• • • •

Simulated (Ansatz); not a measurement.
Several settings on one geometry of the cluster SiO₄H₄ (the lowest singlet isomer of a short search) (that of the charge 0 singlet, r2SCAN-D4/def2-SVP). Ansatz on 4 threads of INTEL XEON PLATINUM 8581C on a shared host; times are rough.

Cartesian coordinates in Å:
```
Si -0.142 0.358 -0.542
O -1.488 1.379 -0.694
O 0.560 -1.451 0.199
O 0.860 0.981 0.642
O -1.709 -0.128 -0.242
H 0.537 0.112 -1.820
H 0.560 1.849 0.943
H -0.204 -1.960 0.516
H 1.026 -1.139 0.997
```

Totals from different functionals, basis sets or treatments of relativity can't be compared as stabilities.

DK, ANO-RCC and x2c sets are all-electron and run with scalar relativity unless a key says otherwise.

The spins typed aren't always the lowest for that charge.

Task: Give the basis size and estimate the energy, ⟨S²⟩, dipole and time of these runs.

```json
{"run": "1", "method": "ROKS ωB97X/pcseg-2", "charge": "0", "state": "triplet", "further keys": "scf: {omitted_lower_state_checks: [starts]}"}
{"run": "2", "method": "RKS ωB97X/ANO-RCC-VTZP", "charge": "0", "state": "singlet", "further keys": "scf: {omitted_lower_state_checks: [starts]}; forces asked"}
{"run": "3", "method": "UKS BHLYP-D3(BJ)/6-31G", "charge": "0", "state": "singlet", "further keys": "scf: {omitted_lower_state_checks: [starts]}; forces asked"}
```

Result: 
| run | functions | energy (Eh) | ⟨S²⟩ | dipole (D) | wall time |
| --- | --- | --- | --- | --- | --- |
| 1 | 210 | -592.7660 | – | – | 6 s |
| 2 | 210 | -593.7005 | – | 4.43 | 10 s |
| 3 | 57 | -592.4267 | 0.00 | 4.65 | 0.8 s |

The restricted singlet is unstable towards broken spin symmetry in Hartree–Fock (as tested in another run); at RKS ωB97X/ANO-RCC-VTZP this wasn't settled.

• • • •

Activity
Ending with the line containing "Totals from different", please print exactly the lines of the material above from its first line onward, and nothing else.

Response
Simulated (Ansatz); not a measurement.
Several settings on one geometry of the cluster SiO₄H₄ (the lowest singlet isomer of a short search) (that of the charge 0 singlet, r2SCAN-D4/def2-SVP). Ansatz on 4 threads of INTEL XEON PLATINUM 8581C on a shared host; times are rough.

Cartesian coordinates in Å:
```
Si -0.142 0.358 -0.542
O -1.488 1.379 -0.694
O 0.560 -1.451 0.199
O 0.860 0.981 0.642
O -1.709 -0.128 -0.242
H 0.537 0.112 -1.820
H 0.560 1.849 0.943
H -0.204 -1.960 0.516
H 1.026 -1.139 0.997
```

Totals from different functionals, basis sets or treatments of relativity can't be compared as stabilities.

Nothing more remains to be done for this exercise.